• **Assignment**:
Go through the entries below from the first line and transcribe each one exactly, ending with the line that contains "Au [Xe] 4f14 5d10 6s1".

▼
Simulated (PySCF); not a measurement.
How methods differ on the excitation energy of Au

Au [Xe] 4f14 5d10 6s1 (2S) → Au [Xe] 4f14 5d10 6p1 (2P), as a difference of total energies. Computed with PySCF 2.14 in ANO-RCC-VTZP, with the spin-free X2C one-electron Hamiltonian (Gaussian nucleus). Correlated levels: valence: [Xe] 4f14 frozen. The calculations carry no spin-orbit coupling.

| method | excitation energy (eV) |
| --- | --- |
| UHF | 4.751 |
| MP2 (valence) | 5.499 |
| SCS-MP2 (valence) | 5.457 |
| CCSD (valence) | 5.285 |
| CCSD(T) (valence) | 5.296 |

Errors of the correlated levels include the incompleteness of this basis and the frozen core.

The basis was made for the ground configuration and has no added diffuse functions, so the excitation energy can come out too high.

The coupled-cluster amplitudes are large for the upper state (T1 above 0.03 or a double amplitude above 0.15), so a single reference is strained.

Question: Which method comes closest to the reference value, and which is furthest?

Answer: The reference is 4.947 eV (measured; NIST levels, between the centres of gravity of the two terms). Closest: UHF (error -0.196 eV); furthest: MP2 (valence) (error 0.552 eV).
▲

• **Exercise answer**:
Simulated (PySCF); not a measurement.
How methods differ on the excitation energy of Au

Au [Xe] 4f14 5d10 6s1 (2S) → Au [Xe] 4f14 5d10 6p1 (2P), as a difference of total energies. Computed with PySCF 2.14 in ANO-RCC-VTZP, with the spin-free X2C one-electron Hamiltonian (Gaussian nucleus). Correlated levels: valence: [Xe] 4f14 frozen. The calculations carry no spin-orbit coupling.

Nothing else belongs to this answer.